REQUIREMENT :: Go through the material and set down every line without alteration.

--------
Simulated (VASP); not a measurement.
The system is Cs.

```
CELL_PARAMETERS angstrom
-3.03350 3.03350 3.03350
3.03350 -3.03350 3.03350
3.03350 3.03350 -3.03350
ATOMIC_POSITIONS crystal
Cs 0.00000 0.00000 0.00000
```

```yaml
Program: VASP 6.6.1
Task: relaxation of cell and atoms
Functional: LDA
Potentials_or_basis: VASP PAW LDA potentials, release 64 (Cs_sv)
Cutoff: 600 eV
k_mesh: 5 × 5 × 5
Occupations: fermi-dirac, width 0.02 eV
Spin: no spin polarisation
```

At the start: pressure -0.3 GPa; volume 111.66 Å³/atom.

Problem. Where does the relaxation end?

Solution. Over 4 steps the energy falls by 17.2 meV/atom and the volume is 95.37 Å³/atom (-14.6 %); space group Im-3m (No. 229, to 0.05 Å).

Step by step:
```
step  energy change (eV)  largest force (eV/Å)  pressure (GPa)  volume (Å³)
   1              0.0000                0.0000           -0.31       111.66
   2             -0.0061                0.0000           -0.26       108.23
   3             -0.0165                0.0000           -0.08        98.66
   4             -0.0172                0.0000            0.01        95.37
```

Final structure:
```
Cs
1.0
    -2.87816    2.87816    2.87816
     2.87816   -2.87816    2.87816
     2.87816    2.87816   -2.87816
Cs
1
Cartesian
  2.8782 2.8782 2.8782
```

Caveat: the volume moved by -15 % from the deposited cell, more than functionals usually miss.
--------

ANSWER AREA ::
Simulated (VASP); not a measurement.
The system is Cs.

```
CELL_PARAMETERS angstrom
-3.03350 3.03350 3.03350
3.03350 -3.03350 3.03350
3.03350 3.03350 -3.03350
ATOMIC_POSITIONS crystal
Cs 0.00000 0.00000 0.00000
```

```yaml
Program: VASP 6.6.1
Task: relaxation of cell and atoms
Functional: LDA
Potentials_or_basis: VASP PAW LDA potentials, release 64 (Cs_sv)
Cutoff: 600 eV
k_mesh: 5 × 5 × 5
Occupations: fermi-dirac, width 0.02 eV
Spin: no spin polarisation
```

At the start: pressure -0.3 GPa; volume 111.66 Å³/atom.

Problem. Where does the relaxation end?

Solution. Over 4 steps the energy falls by 17.2 meV/atom and the volume is 95.37 Å³/atom (-14.6 %); space group Im-3m (No. 229, to 0.05 Å).

Step by step:
```
step  energy change (eV)  largest force (eV/Å)  pressure (GPa)  volume (Å³)
   1              0.0000                0.0000           -0.31       111.66
   2             -0.0061                0.0000           -0.26       108.23
   3             -0.0165                0.0000           -0.08        98.66
   4             -0.0172                0.0000            0.01        95.37
```

Final structure:
```
Cs
1.0
    -2.87816    2.87816    2.87816
     2.87816   -2.87816    2.87816
     2.87816    2.87816   -2.87816
Cs
1
Cartesian
  2.8782 2.8782 2.8782
```

Caveat: the volume moved by -15 % from the deposited cell, more than functionals usually miss.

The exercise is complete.